Action item: The listing has to be given again in full and exactly.

Supplied records:
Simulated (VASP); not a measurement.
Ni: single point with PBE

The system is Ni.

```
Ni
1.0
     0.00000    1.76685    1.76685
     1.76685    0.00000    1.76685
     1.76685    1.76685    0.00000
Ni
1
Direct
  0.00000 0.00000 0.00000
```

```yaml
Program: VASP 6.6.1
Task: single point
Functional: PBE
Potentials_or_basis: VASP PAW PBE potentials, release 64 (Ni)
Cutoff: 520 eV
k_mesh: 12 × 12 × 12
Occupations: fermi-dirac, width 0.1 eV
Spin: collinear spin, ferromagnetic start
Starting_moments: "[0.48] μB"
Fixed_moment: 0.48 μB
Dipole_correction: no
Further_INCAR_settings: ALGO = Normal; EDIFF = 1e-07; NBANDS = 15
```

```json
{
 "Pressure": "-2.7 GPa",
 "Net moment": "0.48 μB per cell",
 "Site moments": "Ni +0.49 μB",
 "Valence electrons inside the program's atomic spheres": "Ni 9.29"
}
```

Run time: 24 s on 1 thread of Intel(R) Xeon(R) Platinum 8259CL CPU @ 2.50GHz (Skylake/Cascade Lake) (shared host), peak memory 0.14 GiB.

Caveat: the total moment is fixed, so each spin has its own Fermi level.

Written solution:
Simulated (VASP); not a measurement.
Ni: single point with PBE

The system is Ni.

```
Ni
1.0
     0.00000    1.76685    1.76685
     1.76685    0.00000    1.76685
     1.76685    1.76685    0.00000
Ni
1
Direct
  0.00000 0.00000 0.00000
```

```yaml
Program: VASP 6.6.1
Task: single point
Functional: PBE
Potentials_or_basis: VASP PAW PBE potentials, release 64 (Ni)
Cutoff: 520 eV
k_mesh: 12 × 12 × 12
Occupations: fermi-dirac, width 0.1 eV
Spin: collinear spin, ferromagnetic start
Starting_moments: "[0.48] μB"
Fixed_moment: 0.48 μB
Dipole_correction: no
Further_INCAR_settings: ALGO = Normal; EDIFF = 1e-07; NBANDS = 15
```

```json
{
 "Pressure": "-2.7 GPa",
 "Net moment": "0.48 μB per cell",
 "Site moments": "Ni +0.49 μB",
 "Valence electrons inside the program's atomic spheres": "Ni 9.29"
}
```

Run time: 24 s on 1 thread of Intel(R) Xeon(R) Platinum 8259CL CPU @ 2.50GHz (Skylake/Cascade Lake) (shared host), peak memory 0.14 GiB.

Caveat: the total moment is fixed, so each spin has its own Fermi level.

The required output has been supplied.